# DATA FOR ANALYSIS
==================================================

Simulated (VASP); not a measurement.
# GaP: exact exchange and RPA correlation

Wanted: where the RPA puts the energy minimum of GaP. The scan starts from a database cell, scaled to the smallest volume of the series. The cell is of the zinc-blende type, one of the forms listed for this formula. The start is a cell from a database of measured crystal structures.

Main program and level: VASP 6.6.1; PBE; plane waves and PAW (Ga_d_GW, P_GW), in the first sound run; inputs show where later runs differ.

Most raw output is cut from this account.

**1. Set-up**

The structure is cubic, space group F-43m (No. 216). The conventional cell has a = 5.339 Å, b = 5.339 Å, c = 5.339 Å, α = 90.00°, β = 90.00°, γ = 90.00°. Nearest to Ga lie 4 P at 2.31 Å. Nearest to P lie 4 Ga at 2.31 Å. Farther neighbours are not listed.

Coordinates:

==================================================

# ASSIGNMENT
Repeat the material above in its entirety, exactly.

# TASK SOLUTION
Simulated (VASP); not a measurement.
# GaP: exact exchange and RPA correlation

Wanted: where the RPA puts the energy minimum of GaP. The scan starts from a database cell, scaled to the smallest volume of the series. The cell is of the zinc-blende type, one of the forms listed for this formula. The start is a cell from a database of measured crystal structures.

Main program and level: VASP 6.6.1; PBE; plane waves and PAW (Ga_d_GW, P_GW), in the first sound run; inputs show where later runs differ.

Most raw output is cut from this account.

**1. Set-up**

The structure is cubic, space group F-43m (No. 216). The conventional cell has a = 5.339 Å, b = 5.339 Å, c = 5.339 Å, α = 90.00°, β = 90.00°, γ = 90.00°. Nearest to Ga lie 4 P at 2.31 Å. Nearest to P lie 4 Ga at 2.31 Å. Farther neighbours are not listed.

Coordinates:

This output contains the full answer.